__________________________________________________

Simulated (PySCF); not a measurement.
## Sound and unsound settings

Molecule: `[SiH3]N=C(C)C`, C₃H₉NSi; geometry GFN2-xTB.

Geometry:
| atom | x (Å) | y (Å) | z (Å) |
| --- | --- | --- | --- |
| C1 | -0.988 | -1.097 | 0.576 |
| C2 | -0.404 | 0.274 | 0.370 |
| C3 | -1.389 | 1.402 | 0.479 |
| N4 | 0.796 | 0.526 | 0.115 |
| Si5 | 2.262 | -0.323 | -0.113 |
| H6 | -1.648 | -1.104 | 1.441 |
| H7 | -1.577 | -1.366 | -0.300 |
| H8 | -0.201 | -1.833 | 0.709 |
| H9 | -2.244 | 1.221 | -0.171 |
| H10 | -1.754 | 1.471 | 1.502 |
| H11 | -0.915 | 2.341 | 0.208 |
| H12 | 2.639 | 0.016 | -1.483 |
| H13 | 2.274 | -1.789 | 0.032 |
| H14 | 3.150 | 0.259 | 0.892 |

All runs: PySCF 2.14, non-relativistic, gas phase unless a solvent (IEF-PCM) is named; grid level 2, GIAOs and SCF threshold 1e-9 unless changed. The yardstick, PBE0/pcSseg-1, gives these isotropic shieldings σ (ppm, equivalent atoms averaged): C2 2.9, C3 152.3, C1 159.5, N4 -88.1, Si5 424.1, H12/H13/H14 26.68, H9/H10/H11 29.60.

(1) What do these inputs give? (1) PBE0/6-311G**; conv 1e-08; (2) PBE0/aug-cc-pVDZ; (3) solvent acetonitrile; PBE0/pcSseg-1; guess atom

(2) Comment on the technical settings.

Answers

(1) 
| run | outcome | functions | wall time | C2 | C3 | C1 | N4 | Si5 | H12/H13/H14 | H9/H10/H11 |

__________________________________________________

Take the records above and copy them out exactly.

Simulated (PySCF); not a measurement.
## Sound and unsound settings

Molecule: `[SiH3]N=C(C)C`, C₃H₉NSi; geometry GFN2-xTB.

Geometry:
| atom | x (Å) | y (Å) | z (Å) |
| --- | --- | --- | --- |
| C1 | -0.988 | -1.097 | 0.576 |
| C2 | -0.404 | 0.274 | 0.370 |
| C3 | -1.389 | 1.402 | 0.479 |
| N4 | 0.796 | 0.526 | 0.115 |
| Si5 | 2.262 | -0.323 | -0.113 |
| H6 | -1.648 | -1.104 | 1.441 |
| H7 | -1.577 | -1.366 | -0.300 |
| H8 | -0.201 | -1.833 | 0.709 |
| H9 | -2.244 | 1.221 | -0.171 |
| H10 | -1.754 | 1.471 | 1.502 |
| H11 | -0.915 | 2.341 | 0.208 |
| H12 | 2.639 | 0.016 | -1.483 |
| H13 | 2.274 | -1.789 | 0.032 |
| H14 | 3.150 | 0.259 | 0.892 |

All runs: PySCF 2.14, non-relativistic, gas phase unless a solvent (IEF-PCM) is named; grid level 2, GIAOs and SCF threshold 1e-9 unless changed. The yardstick, PBE0/pcSseg-1, gives these isotropic shieldings σ (ppm, equivalent atoms averaged): C2 2.9, C3 152.3, C1 159.5, N4 -88.1, Si5 424.1, H12/H13/H14 26.68, H9/H10/H11 29.60.

(1) What do these inputs give? (1) PBE0/6-311G**; conv 1e-08; (2) PBE0/aug-cc-pVDZ; (3) solvent acetonitrile; PBE0/pcSseg-1; guess atom

(2) Comment on the technical settings.

Answers

(1) 
| run | outcome | functions | wall time | C2 | C3 | C1 | N4 | Si5 | H12/H13/H14 | H9/H10/H11 |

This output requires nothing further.